[Start of section]

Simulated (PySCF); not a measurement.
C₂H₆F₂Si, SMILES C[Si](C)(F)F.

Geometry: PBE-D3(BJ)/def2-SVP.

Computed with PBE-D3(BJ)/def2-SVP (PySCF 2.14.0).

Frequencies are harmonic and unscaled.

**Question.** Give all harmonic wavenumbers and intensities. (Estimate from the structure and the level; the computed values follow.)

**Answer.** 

[End of section]

Assigned task:
Lines from the top of the entries above to the line that contains "computed values follow.)" should be set down exactly, please, with both ends kept and nothing added.

Your response:
Simulated (PySCF); not a measurement.
C₂H₆F₂Si, SMILES C[Si](C)(F)F.

Geometry: PBE-D3(BJ)/def2-SVP.

Computed with PBE-D3(BJ)/def2-SVP (PySCF 2.14.0).

Frequencies are harmonic and unscaled.

**Question.** Give all harmonic wavenumbers and intensities. (Estimate from the structure and the level; the computed values follow.)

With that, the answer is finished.